> **Brief**
Copy the listing below line for line, starting at its first line and ending with the line that has "A lower first" in it. Add nothing.

Supplied information START

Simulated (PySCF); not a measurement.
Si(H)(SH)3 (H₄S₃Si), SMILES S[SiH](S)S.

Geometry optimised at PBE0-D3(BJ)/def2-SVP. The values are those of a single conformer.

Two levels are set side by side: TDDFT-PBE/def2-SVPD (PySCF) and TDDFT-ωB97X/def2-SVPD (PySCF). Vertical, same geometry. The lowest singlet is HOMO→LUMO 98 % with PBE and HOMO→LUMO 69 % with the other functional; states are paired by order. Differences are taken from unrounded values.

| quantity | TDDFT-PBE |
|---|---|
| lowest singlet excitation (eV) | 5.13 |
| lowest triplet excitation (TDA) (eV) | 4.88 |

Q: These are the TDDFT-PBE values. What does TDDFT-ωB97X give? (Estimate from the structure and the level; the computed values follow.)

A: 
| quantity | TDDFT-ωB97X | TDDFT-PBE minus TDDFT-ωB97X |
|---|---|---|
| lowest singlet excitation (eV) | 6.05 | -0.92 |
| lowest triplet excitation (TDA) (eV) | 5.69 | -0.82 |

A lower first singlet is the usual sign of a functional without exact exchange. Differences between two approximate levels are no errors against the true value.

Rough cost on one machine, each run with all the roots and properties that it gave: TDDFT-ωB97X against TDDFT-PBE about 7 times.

Supplied information END

> **Answer area**
Simulated (PySCF); not a measurement.
Si(H)(SH)3 (H₄S₃Si), SMILES S[SiH](S)S.

Geometry optimised at PBE0-D3(BJ)/def2-SVP. The values are those of a single conformer.

Two levels are set side by side: TDDFT-PBE/def2-SVPD (PySCF) and TDDFT-ωB97X/def2-SVPD (PySCF). Vertical, same geometry. The lowest singlet is HOMO→LUMO 98 % with PBE and HOMO→LUMO 69 % with the other functional; states are paired by order. Differences are taken from unrounded values.

| quantity | TDDFT-PBE |
|---|---|
| lowest singlet excitation (eV) | 5.13 |
| lowest triplet excitation (TDA) (eV) | 4.88 |

Q: These are the TDDFT-PBE values. What does TDDFT-ωB97X give? (Estimate from the structure and the level; the computed values follow.)

A: 
| quantity | TDDFT-ωB97X | TDDFT-PBE minus TDDFT-ωB97X |
|---|---|---|
| lowest singlet excitation (eV) | 6.05 | -0.92 |
| lowest triplet excitation (TDA) (eV) | 5.69 | -0.82 |

A lower first singlet is the usual sign of a functional without exact exchange. Differences between two approximate levels are no errors against the true value.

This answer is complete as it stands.